§ REQUIREMENT
When the line containing "Hardware: 1 thread" appears in the entries below, begin printing there and stop after the line containing "Q: How long"; print each of those lines exactly and no other line.

○ ○ ○

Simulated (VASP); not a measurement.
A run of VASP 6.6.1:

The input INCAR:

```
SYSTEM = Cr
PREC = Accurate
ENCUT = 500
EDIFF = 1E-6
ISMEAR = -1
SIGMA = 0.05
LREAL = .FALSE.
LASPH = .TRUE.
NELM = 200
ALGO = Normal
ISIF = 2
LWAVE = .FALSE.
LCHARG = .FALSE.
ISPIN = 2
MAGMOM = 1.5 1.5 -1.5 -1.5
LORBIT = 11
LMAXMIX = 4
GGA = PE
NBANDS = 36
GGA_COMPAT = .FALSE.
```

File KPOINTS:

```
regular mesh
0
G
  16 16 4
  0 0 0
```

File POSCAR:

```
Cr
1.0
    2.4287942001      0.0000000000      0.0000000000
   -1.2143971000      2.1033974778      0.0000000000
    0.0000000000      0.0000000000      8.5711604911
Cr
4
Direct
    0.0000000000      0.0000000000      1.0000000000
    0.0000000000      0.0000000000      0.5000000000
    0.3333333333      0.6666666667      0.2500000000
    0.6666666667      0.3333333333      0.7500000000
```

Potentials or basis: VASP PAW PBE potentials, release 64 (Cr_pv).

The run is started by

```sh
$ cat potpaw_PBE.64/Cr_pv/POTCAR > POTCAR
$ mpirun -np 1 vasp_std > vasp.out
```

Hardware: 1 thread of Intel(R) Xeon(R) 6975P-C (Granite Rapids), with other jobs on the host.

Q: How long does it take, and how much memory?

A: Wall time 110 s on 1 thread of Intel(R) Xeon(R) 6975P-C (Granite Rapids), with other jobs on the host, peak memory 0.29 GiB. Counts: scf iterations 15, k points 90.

○ ○ ○

§ PROBLEM SOLUTION
Hardware: 1 thread of Intel(R) Xeon(R) 6975P-C (Granite Rapids), with other jobs on the host.

Q: How long does it take, and how much memory?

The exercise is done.